====

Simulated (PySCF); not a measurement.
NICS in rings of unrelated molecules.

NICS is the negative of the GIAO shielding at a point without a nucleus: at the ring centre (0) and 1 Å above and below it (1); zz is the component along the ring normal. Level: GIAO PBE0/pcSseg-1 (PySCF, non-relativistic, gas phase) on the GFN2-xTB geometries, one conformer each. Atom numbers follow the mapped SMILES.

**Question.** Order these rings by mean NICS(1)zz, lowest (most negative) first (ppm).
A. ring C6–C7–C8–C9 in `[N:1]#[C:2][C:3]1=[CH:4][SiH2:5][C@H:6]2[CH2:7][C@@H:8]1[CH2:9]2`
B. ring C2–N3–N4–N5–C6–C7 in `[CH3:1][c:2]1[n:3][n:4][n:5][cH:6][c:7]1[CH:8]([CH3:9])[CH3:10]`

====

All that belongs in the answer is the run of lines above from the line containing "negative) first (ppm)." through the line containing "A. ring C6–C7–C8–C9", exactly as written.

**Question.** Order these rings by mean NICS(1)zz, lowest (most negative) first (ppm).
A. ring C6–C7–C8–C9 in `[N:1]#[C:2][C:3]1=[CH:4][SiH2:5][C@H:6]2[CH2:7][C@@H:8]1[CH2:9]2`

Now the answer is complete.